*RAW DATA*:
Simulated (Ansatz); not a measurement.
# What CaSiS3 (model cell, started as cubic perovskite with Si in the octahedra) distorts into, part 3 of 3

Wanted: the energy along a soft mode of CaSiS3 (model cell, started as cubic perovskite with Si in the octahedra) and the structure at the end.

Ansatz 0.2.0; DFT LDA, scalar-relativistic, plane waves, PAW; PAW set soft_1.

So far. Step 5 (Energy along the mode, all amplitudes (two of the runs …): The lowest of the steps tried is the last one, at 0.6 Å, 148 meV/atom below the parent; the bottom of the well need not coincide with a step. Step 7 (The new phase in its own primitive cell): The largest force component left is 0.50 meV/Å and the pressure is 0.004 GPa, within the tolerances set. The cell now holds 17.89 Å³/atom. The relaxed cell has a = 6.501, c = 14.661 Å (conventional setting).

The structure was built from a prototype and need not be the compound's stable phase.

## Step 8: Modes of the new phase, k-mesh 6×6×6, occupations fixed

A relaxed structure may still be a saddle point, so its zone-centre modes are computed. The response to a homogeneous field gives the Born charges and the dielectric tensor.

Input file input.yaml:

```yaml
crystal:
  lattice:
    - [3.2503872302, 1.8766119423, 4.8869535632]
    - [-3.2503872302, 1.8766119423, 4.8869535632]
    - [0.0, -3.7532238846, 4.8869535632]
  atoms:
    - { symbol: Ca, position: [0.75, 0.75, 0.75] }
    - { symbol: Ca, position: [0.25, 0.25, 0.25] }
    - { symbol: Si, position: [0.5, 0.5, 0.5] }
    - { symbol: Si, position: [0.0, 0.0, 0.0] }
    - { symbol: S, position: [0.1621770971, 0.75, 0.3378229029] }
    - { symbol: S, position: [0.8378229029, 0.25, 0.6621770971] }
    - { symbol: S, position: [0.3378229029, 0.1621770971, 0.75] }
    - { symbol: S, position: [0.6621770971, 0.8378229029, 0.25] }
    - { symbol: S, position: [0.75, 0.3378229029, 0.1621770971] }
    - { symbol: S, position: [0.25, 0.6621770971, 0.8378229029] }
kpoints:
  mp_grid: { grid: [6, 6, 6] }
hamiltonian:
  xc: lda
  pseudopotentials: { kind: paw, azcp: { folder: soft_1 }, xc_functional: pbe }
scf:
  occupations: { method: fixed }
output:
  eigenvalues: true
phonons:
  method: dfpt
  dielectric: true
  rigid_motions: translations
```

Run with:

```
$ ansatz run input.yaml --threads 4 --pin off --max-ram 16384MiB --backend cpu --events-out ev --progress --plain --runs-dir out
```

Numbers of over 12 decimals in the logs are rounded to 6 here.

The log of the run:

*ASSIGNMENT*: Once the line containing "So far. Step" has been retyped, stop. Begin at the first line of the material and reproduce every line up to it exactly.

*PROBLEM SOLUTION*:
Simulated (Ansatz); not a measurement.
# What CaSiS3 (model cell, started as cubic perovskite with Si in the octahedra) distorts into, part 3 of 3

Wanted: the energy along a soft mode of CaSiS3 (model cell, started as cubic perovskite with Si in the octahedra) and the structure at the end.

Ansatz 0.2.0; DFT LDA, scalar-relativistic, plane waves, PAW; PAW set soft_1.

So far. Step 5 (Energy along the mode, all amplitudes (two of the runs …): The lowest of the steps tried is the last one, at 0.6 Å, 148 meV/atom below the parent; the bottom of the well need not coincide with a step. Step 7 (The new phase in its own primitive cell): The largest force component left is 0.50 meV/Å and the pressure is 0.004 GPa, within the tolerances set. The cell now holds 17.89 Å³/atom. The relaxed cell has a = 6.501, c = 14.661 Å (conventional setting).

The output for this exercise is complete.